• Extracted information:
+--

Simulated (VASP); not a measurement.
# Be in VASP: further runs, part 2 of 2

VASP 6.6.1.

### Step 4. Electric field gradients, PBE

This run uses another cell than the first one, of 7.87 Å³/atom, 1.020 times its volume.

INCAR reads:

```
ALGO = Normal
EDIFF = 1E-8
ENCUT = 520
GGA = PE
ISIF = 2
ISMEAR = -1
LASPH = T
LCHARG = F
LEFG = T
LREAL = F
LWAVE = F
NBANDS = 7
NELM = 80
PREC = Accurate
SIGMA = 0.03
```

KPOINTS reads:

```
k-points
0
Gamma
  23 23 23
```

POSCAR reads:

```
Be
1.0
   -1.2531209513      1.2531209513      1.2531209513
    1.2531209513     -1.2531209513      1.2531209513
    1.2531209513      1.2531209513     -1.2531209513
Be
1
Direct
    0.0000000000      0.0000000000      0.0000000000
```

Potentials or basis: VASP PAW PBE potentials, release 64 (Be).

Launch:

+--

Give back the records above, character for character.

Simulated (VASP); not a measurement.
# Be in VASP: further runs, part 2 of 2

VASP 6.6.1.

### Step 4. Electric field gradients, PBE

This run uses another cell than the first one, of 7.87 Å³/atom, 1.020 times its volume.

INCAR reads:

```
ALGO = Normal
EDIFF = 1E-8
ENCUT = 520
GGA = PE
ISIF = 2
ISMEAR = -1
LASPH = T
LCHARG = F
LEFG = T
LREAL = F
LWAVE = F
NBANDS = 7
NELM = 80
PREC = Accurate
SIGMA = 0.03
```

KPOINTS reads:

```
k-points
0
Gamma
  23 23 23
```

POSCAR reads:

```
Be
1.0
   -1.2531209513      1.2531209513      1.2531209513
    1.2531209513     -1.2531209513      1.2531209513
    1.2531209513      1.2531209513     -1.2531209513
Be
1
Direct
    0.0000000000      0.0000000000      0.0000000000
```

Potentials or basis: VASP PAW PBE potentials, release 64 (Be).

Launch:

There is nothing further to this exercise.